**Work instruction**
Please output the section of the listing below that opens with the line containing "Computed with DFT" and closes with the line containing "Force constants from", exactly and with nothing else.

**Given information**
::::

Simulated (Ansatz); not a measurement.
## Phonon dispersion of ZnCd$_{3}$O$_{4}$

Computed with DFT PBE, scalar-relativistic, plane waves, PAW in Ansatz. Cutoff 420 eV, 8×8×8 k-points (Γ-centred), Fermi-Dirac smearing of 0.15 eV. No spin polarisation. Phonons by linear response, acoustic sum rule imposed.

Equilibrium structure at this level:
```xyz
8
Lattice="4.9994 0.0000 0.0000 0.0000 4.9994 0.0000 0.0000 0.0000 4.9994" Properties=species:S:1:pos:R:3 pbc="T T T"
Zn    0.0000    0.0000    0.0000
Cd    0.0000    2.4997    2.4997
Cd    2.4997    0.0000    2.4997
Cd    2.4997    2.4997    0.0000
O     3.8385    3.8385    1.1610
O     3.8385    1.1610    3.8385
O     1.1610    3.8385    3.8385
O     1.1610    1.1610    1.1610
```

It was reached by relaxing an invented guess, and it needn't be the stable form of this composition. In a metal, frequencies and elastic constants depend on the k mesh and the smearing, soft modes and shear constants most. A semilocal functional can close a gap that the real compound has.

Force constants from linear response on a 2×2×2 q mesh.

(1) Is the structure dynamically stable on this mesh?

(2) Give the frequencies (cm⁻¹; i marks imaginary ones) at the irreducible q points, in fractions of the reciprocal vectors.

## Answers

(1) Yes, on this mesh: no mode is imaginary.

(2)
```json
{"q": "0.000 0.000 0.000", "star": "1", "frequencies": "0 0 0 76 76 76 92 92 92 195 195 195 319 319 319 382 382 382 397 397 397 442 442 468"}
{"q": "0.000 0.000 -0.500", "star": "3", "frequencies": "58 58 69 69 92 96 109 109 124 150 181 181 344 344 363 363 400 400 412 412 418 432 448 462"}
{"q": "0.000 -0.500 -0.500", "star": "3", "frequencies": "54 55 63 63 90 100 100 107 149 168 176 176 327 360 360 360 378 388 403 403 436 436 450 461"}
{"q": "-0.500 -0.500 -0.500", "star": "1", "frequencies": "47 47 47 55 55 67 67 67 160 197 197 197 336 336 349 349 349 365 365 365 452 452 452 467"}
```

::::

**Written solution**
Computed with DFT PBE, scalar-relativistic, plane waves, PAW in Ansatz. Cutoff 420 eV, 8×8×8 k-points (Γ-centred), Fermi-Dirac smearing of 0.15 eV. No spin polarisation. Phonons by linear response, acoustic sum rule imposed.

Equilibrium structure at this level:
```xyz
8
Lattice="4.9994 0.0000 0.0000 0.0000 4.9994 0.0000 0.0000 0.0000 4.9994" Properties=species:S:1:pos:R:3 pbc="T T T"
Zn    0.0000    0.0000    0.0000
Cd    0.0000    2.4997    2.4997
Cd    2.4997    0.0000    2.4997
Cd    2.4997    2.4997    0.0000
O     3.8385    3.8385    1.1610
O     3.8385    1.1610    3.8385
O     1.1610    3.8385    3.8385
O     1.1610    1.1610    1.1610
```

It was reached by relaxing an invented guess, and it needn't be the stable form of this composition. In a metal, frequencies and elastic constants depend on the k mesh and the smearing, soft modes and shear constants most. A semilocal functional can close a gap that the real compound has.

Force constants from linear response on a 2×2×2 q mesh.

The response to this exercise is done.